Work request: Reproduce the listing verbatim through the line with "Computed by Dirac-Coulomb-Breit".

┄┄┄┄┄┄┄┄┄┄
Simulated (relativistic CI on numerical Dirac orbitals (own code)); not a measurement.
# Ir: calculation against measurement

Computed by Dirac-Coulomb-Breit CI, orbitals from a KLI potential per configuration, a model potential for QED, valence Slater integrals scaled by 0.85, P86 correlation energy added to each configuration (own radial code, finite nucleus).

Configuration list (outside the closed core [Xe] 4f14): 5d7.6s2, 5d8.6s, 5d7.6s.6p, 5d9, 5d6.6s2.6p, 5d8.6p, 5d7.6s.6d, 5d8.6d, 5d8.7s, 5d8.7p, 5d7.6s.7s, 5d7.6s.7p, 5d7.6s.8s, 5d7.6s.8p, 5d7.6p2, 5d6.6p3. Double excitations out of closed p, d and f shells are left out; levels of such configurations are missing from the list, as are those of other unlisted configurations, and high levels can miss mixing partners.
┄┄┄┄┄┄┄┄┄┄

Response area:
Simulated (relativistic CI on numerical Dirac orbitals (own code)); not a measurement.
# Ir: calculation against measurement

Computed by Dirac-Coulomb-Breit CI, orbitals from a KLI potential per configuration, a model potential for QED, valence Slater integrals scaled by 0.85, P86 correlation energy added to each configuration (own radial code, finite nucleus).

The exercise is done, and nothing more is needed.